### Material provided
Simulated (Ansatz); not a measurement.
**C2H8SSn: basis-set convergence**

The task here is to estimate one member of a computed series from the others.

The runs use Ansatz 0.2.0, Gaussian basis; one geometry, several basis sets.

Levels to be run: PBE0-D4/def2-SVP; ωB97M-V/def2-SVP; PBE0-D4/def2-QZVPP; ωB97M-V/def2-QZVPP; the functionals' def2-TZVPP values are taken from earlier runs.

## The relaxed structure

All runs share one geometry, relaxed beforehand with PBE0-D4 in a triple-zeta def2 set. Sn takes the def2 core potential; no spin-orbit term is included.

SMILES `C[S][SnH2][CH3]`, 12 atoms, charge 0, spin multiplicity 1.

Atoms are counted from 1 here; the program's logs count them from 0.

### Action item
The listing above should be transcribed in full, exactly as written.

### Answer section
Simulated (Ansatz); not a measurement.
**C2H8SSn: basis-set convergence**

The task here is to estimate one member of a computed series from the others.

The runs use Ansatz 0.2.0, Gaussian basis; one geometry, several basis sets.

Levels to be run: PBE0-D4/def2-SVP; ωB97M-V/def2-SVP; PBE0-D4/def2-QZVPP; ωB97M-V/def2-QZVPP; the functionals' def2-TZVPP values are taken from earlier runs.

## The relaxed structure

All runs share one geometry, relaxed beforehand with PBE0-D4 in a triple-zeta def2 set. Sn takes the def2 core potential; no spin-orbit term is included.

SMILES `C[S][SnH2][CH3]`, 12 atoms, charge 0, spin multiplicity 1.

Atoms are counted from 1 here; the program's logs count them from 0.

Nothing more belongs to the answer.